+===+
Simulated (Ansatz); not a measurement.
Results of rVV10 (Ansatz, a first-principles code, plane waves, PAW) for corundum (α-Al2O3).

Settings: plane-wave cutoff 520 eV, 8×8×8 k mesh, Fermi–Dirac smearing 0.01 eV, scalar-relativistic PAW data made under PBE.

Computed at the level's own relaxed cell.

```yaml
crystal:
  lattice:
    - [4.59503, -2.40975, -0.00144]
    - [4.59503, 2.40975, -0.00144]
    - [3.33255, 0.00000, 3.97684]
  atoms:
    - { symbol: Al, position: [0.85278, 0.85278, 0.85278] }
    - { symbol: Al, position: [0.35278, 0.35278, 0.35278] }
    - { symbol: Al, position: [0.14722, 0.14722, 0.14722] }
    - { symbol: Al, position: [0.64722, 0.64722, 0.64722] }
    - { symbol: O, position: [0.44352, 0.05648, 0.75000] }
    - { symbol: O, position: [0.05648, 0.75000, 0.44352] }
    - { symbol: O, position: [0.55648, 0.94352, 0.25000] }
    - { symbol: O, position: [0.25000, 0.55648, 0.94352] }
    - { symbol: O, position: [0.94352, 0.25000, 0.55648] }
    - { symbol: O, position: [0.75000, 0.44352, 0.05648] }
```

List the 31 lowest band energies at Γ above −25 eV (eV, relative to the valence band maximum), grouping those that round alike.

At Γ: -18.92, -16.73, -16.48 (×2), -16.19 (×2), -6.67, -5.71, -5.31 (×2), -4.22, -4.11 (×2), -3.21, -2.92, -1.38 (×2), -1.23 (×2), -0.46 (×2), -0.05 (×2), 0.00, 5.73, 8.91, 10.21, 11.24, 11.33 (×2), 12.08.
+===+

Exercise: Restate verbatim the first line above and all lines after it through the line containing "List the 31"; omit the rest.

Exercise answer:
Simulated (Ansatz); not a measurement.
Results of rVV10 (Ansatz, a first-principles code, plane waves, PAW) for corundum (α-Al2O3).

Settings: plane-wave cutoff 520 eV, 8×8×8 k mesh, Fermi–Dirac smearing 0.01 eV, scalar-relativistic PAW data made under PBE.

Computed at the level's own relaxed cell.

```yaml
crystal:
  lattice:
    - [4.59503, -2.40975, -0.00144]
    - [4.59503, 2.40975, -0.00144]
    - [3.33255, 0.00000, 3.97684]
  atoms:
    - { symbol: Al, position: [0.85278, 0.85278, 0.85278] }
    - { symbol: Al, position: [0.35278, 0.35278, 0.35278] }
    - { symbol: Al, position: [0.14722, 0.14722, 0.14722] }
    - { symbol: Al, position: [0.64722, 0.64722, 0.64722] }
    - { symbol: O, position: [0.44352, 0.05648, 0.75000] }
    - { symbol: O, position: [0.05648, 0.75000, 0.44352] }
    - { symbol: O, position: [0.55648, 0.94352, 0.25000] }
    - { symbol: O, position: [0.25000, 0.55648, 0.94352] }
    - { symbol: O, position: [0.94352, 0.25000, 0.55648] }
    - { symbol: O, position: [0.75000, 0.44352, 0.05648] }
```

List the 31 lowest band energies at Γ above −25 eV (eV, relative to the valence band maximum), grouping those that round alike.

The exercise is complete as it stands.